▶ **Required action**
Among the entries below, find the line with "### Step 2. Relaxing the slab", then quote it and each following line up to and including the line with "The starting cell", and nothing else.

▶ **Provided data**
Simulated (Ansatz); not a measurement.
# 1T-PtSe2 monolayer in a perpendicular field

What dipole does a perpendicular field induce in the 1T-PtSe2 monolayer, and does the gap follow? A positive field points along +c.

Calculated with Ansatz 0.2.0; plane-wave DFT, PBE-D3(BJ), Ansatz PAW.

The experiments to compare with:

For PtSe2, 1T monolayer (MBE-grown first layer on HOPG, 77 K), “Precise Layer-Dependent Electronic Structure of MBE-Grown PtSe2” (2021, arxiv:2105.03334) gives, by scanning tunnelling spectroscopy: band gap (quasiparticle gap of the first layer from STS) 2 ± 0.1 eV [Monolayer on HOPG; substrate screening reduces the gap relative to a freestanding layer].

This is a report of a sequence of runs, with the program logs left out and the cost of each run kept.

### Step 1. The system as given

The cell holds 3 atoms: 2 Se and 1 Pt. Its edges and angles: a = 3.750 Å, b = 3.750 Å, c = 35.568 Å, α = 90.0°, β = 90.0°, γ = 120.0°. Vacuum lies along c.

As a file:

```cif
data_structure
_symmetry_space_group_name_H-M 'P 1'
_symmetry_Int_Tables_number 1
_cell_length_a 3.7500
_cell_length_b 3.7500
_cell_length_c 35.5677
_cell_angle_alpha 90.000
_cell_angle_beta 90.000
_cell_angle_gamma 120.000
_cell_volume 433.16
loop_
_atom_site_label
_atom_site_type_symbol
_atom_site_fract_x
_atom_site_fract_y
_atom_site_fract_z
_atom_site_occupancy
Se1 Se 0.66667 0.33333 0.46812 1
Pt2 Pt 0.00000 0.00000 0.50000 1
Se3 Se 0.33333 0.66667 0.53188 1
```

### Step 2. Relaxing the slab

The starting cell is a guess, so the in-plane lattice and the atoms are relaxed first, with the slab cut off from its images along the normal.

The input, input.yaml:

▶ **Task output**
### Step 2. Relaxing the slab

The starting cell is a guess, so the in-plane lattice and the atoms are relaxed first, with the slab cut off from its images along the normal.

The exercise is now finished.